____________
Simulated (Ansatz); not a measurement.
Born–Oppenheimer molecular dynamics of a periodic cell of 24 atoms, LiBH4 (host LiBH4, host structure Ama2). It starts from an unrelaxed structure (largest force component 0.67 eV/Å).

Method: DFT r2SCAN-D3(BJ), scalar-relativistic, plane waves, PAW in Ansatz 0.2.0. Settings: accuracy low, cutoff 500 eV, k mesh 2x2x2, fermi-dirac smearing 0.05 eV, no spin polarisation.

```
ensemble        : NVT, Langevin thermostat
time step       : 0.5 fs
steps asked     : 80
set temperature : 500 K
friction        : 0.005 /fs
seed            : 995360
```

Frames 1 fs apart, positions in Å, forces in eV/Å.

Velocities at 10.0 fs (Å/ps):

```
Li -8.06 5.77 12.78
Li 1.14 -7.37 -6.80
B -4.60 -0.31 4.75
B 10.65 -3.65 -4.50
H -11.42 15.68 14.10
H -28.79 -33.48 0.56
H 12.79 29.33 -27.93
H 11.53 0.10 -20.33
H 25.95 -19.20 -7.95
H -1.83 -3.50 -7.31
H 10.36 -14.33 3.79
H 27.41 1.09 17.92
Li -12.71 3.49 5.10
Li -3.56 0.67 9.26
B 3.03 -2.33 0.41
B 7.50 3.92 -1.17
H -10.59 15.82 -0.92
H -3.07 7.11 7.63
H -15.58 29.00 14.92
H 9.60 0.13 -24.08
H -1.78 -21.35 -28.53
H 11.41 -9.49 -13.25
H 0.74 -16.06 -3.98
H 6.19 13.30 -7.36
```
____________

■ **Assigned task**:
Print, please, the lines from the first line of the material through the line that contains "Born–Oppenheimer molecular dynamics", exactly as written and with nothing added.

■ **Exercise answer**:
Simulated (Ansatz); not a measurement.
Born–Oppenheimer molecular dynamics of a periodic cell of 24 atoms, LiBH4 (host LiBH4, host structure Ama2). It starts from an unrelaxed structure (largest force component 0.67 eV/Å).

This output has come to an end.